**DATASET:**
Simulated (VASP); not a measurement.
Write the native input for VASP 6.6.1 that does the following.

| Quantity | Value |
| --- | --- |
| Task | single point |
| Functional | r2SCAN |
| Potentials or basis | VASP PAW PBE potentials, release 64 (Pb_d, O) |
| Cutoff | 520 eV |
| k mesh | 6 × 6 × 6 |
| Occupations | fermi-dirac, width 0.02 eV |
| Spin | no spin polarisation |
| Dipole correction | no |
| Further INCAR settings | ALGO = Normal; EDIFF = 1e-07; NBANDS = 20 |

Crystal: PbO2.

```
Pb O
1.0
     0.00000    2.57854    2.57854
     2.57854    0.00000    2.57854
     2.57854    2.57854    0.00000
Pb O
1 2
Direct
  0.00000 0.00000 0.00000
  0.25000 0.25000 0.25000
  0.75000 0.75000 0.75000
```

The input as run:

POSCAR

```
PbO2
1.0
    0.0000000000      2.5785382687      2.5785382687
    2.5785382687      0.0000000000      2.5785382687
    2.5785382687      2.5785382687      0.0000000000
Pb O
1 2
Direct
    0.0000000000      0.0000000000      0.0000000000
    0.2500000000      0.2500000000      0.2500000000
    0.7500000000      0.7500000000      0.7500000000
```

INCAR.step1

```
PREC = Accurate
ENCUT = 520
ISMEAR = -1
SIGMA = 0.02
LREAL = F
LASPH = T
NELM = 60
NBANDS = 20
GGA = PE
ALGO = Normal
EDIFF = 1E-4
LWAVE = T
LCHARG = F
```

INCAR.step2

**WORK ORDER:** Could you write out all of the data again, exactly as given?

**EXPECTED ANSWER:**
Simulated (VASP); not a measurement.
Write the native input for VASP 6.6.1 that does the following.

| Quantity | Value |
| --- | --- |
| Task | single point |
| Functional | r2SCAN |
| Potentials or basis | VASP PAW PBE potentials, release 64 (Pb_d, O) |
| Cutoff | 520 eV |
| k mesh | 6 × 6 × 6 |
| Occupations | fermi-dirac, width 0.02 eV |
| Spin | no spin polarisation |
| Dipole correction | no |
| Further INCAR settings | ALGO = Normal; EDIFF = 1e-07; NBANDS = 20 |

Crystal: PbO2.

```
Pb O
1.0
     0.00000    2.57854    2.57854
     2.57854    0.00000    2.57854
     2.57854    2.57854    0.00000
Pb O
1 2
Direct
  0.00000 0.00000 0.00000
  0.25000 0.25000 0.25000
  0.75000 0.75000 0.75000
```

The input as run:

POSCAR

```
PbO2
1.0
    0.0000000000      2.5785382687      2.5785382687
    2.5785382687      0.0000000000      2.5785382687
    2.5785382687      2.5785382687      0.0000000000
Pb O
1 2
Direct
    0.0000000000      0.0000000000      0.0000000000
    0.2500000000      0.2500000000      0.2500000000
    0.7500000000      0.7500000000      0.7500000000
```

INCAR.step1

```
PREC = Accurate
ENCUT = 520
ISMEAR = -1
SIGMA = 0.02
LREAL = F
LASPH = T
NELM = 60
NBANDS = 20
GGA = PE
ALGO = Normal
EDIFF = 1E-4
LWAVE = T
LCHARG = F
```

INCAR.step2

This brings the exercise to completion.